--- START ---

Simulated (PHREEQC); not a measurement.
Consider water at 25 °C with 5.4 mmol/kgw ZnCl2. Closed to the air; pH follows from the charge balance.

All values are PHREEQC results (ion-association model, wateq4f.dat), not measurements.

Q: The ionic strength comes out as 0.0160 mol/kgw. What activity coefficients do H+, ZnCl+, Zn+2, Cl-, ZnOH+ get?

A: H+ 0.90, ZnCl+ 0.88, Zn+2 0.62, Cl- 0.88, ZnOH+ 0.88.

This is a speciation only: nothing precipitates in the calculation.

--- END ---

Transcribe the listing so that each line matches exactly.

Simulated (PHREEQC); not a measurement.
Consider water at 25 °C with 5.4 mmol/kgw ZnCl2. Closed to the air; pH follows from the charge balance.

All values are PHREEQC results (ion-association model, wateq4f.dat), not measurements.

Q: The ionic strength comes out as 0.0160 mol/kgw. What activity coefficients do H+, ZnCl+, Zn+2, Cl-, ZnOH+ get?

A: H+ 0.90, ZnCl+ 0.88, Zn+2 0.62, Cl- 0.88, ZnOH+ 0.88.

This is a speciation only: nothing precipitates in the calculation.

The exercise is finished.